Action item » All lines from the first line of the material up to and including the line with "113.9 | 1315 |" must be copied exactly, and no others.

START Extracted data

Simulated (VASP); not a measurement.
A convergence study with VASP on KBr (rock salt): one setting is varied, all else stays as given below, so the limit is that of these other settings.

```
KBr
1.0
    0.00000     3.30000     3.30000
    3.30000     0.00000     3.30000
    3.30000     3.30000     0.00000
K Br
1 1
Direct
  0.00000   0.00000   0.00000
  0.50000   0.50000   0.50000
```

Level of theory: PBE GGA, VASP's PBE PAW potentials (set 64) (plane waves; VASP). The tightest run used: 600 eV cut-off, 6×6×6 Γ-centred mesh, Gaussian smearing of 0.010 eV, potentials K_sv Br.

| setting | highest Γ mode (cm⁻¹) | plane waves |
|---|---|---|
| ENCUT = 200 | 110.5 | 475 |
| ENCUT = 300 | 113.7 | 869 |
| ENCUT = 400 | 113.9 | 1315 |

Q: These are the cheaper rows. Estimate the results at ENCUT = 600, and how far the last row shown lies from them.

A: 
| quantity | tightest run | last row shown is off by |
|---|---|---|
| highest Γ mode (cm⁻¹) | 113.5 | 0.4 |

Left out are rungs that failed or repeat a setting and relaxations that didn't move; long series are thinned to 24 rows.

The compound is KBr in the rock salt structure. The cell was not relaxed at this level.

END Extracted data

Written response »
Simulated (VASP); not a measurement.
A convergence study with VASP on KBr (rock salt): one setting is varied, all else stays as given below, so the limit is that of these other settings.

```
KBr
1.0
    0.00000     3.30000     3.30000
    3.30000     0.00000     3.30000
    3.30000     3.30000     0.00000
K Br
1 1
Direct
  0.00000   0.00000   0.00000
  0.50000   0.50000   0.50000
```

Level of theory: PBE GGA, VASP's PBE PAW potentials (set 64) (plane waves; VASP). The tightest run used: 600 eV cut-off, 6×6×6 Γ-centred mesh, Gaussian smearing of 0.010 eV, potentials K_sv Br.

| setting | highest Γ mode (cm⁻¹) | plane waves |
|---|---|---|
| ENCUT = 200 | 110.5 | 475 |
| ENCUT = 300 | 113.7 | 869 |
| ENCUT = 400 | 113.9 | 1315 |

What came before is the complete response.